## [Work task]
Output only the stretch of the listing that starts at the line containing "# YAlC4N4: the cost of one run" and ends at the line containing "The starting structure**", reproduced exactly with both ends.

···

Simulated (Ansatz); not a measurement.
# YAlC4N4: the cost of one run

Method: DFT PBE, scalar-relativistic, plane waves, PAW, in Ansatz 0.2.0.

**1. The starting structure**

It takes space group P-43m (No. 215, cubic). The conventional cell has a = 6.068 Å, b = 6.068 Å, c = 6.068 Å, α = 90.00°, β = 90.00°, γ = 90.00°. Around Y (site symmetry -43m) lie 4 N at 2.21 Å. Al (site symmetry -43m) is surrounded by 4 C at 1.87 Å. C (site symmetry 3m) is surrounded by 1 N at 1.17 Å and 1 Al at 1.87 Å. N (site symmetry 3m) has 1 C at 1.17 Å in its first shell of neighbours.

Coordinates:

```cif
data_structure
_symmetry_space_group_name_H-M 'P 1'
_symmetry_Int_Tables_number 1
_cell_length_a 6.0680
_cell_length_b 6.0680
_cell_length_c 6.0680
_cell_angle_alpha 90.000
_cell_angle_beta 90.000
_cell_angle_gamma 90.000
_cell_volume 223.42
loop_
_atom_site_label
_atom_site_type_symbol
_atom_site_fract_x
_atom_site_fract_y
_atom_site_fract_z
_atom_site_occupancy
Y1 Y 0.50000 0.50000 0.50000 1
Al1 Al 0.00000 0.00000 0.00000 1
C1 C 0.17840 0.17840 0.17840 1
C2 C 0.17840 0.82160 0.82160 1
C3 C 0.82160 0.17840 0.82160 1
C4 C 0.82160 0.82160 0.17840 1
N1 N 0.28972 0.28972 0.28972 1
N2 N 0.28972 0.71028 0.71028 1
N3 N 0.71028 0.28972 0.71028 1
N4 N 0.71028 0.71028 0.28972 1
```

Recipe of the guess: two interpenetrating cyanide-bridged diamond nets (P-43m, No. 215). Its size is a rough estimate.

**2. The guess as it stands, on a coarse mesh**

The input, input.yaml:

···

## [Expected answer]
# YAlC4N4: the cost of one run

Method: DFT PBE, scalar-relativistic, plane waves, PAW, in Ansatz 0.2.0.

**1. The starting structure**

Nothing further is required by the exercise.